• REQUIREMENT:
Give back exactly the lines from the start of the listing to the line containing "Solution. The gap", inclusive, and nothing beyond them.

• DATASET EXTRACT:
-=-=-
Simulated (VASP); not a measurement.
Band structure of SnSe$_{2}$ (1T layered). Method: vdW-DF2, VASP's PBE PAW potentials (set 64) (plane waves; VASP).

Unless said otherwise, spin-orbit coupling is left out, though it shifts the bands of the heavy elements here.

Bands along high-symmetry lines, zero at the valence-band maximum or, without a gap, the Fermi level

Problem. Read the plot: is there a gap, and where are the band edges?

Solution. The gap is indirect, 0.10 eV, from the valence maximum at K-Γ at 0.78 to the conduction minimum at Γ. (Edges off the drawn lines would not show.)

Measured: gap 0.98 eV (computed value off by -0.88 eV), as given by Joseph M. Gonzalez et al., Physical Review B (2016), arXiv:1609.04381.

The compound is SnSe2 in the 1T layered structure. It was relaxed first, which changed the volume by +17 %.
-=-=-

• WRITTEN SOLUTION:
Simulated (VASP); not a measurement.
Band structure of SnSe$_{2}$ (1T layered). Method: vdW-DF2, VASP's PBE PAW potentials (set 64) (plane waves; VASP).

Unless said otherwise, spin-orbit coupling is left out, though it shifts the bands of the heavy elements here.

Bands along high-symmetry lines, zero at the valence-band maximum or, without a gap, the Fermi level

Problem. Read the plot: is there a gap, and where are the band edges?

Solution. The gap is indirect, 0.10 eV, from the valence maximum at K-Γ at 0.78 to the conduction minimum at Γ. (Edges off the drawn lines would not show.)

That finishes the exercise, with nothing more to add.